Which lines below fall between the one containing "# CaC8: VASP beside Ansatz" and the one containing "Change from the"? Repeat them exactly, counting both of those lines, and add nothing else.

Entries supplied START

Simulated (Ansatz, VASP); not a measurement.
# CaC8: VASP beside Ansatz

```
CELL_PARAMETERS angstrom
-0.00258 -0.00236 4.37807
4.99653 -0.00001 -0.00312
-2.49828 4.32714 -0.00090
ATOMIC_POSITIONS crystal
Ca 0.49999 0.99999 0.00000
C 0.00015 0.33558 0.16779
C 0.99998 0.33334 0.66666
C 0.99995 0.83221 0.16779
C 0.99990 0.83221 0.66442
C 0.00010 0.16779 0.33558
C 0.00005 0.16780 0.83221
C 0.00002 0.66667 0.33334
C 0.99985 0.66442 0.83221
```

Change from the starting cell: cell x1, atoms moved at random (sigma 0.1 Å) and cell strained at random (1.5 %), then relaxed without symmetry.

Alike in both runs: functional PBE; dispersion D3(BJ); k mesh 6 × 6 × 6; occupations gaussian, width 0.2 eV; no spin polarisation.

Entries supplied END

Problem solution:
# CaC8: VASP beside Ansatz

```
CELL_PARAMETERS angstrom
-0.00258 -0.00236 4.37807
4.99653 -0.00001 -0.00312
-2.49828 4.32714 -0.00090
ATOMIC_POSITIONS crystal
Ca 0.49999 0.99999 0.00000
C 0.00015 0.33558 0.16779
C 0.99998 0.33334 0.66666
C 0.99995 0.83221 0.16779
C 0.99990 0.83221 0.66442
C 0.00010 0.16779 0.33558
C 0.00005 0.16780 0.83221
C 0.00002 0.66667 0.33334
C 0.99985 0.66442 0.83221
```

Change from the starting cell: cell x1, atoms moved at random (sigma 0.1 Å) and cell strained at random (1.5 %), then relaxed without symmetry.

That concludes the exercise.